============================================================

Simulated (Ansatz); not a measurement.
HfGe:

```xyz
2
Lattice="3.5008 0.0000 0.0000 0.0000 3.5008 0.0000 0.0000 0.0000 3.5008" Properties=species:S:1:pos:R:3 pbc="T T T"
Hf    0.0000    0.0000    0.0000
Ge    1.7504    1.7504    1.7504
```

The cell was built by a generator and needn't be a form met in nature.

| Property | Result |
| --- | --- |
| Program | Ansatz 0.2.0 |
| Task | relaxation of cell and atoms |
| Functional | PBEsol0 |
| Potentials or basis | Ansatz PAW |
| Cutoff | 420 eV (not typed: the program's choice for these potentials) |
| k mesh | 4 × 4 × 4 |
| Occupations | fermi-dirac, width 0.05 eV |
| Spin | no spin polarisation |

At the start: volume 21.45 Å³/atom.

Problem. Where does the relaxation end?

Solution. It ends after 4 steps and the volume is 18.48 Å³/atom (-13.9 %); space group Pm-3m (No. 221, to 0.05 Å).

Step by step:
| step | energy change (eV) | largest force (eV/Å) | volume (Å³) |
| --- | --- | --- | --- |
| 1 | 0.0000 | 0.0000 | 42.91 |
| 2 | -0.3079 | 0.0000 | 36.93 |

============================================================

> [WORK ORDER]:
Everything in the data should be copied exactly. Leave nothing out.

> [EXERCISE RESPONSE]:
Simulated (Ansatz); not a measurement.
HfGe:

```xyz
2
Lattice="3.5008 0.0000 0.0000 0.0000 3.5008 0.0000 0.0000 0.0000 3.5008" Properties=species:S:1:pos:R:3 pbc="T T T"
Hf    0.0000    0.0000    0.0000
Ge    1.7504    1.7504    1.7504
```

The cell was built by a generator and needn't be a form met in nature.

| Property | Result |
| --- | --- |
| Program | Ansatz 0.2.0 |
| Task | relaxation of cell and atoms |
| Functional | PBEsol0 |
| Potentials or basis | Ansatz PAW |
| Cutoff | 420 eV (not typed: the program's choice for these potentials) |
| k mesh | 4 × 4 × 4 |
| Occupations | fermi-dirac, width 0.05 eV |
| Spin | no spin polarisation |

At the start: volume 21.45 Å³/atom.

Problem. Where does the relaxation end?

Solution. It ends after 4 steps and the volume is 18.48 Å³/atom (-13.9 %); space group Pm-3m (No. 221, to 0.05 Å).

Step by step:
| step | energy change (eV) | largest force (eV/Å) | volume (Å³) |
| --- | --- | --- | --- |
| 1 | 0.0000 | 0.0000 | 42.91 |
| 2 | -0.3079 | 0.0000 | 36.93 |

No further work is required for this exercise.